• _REQUIREMENT_: A word-for-word copy of the records below is required.

● ● ●

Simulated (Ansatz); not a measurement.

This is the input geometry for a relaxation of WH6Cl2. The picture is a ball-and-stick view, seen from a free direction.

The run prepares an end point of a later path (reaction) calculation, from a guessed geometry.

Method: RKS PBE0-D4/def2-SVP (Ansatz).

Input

● ● ●

• _RESPONSE AREA_:
Simulated (Ansatz); not a measurement.

This is the input geometry for a relaxation of WH6Cl2. The picture is a ball-and-stick view, seen from a free direction.

The run prepares an end point of a later path (reaction) calculation, from a guessed geometry.

Method: RKS PBE0-D4/def2-SVP (Ansatz).

Input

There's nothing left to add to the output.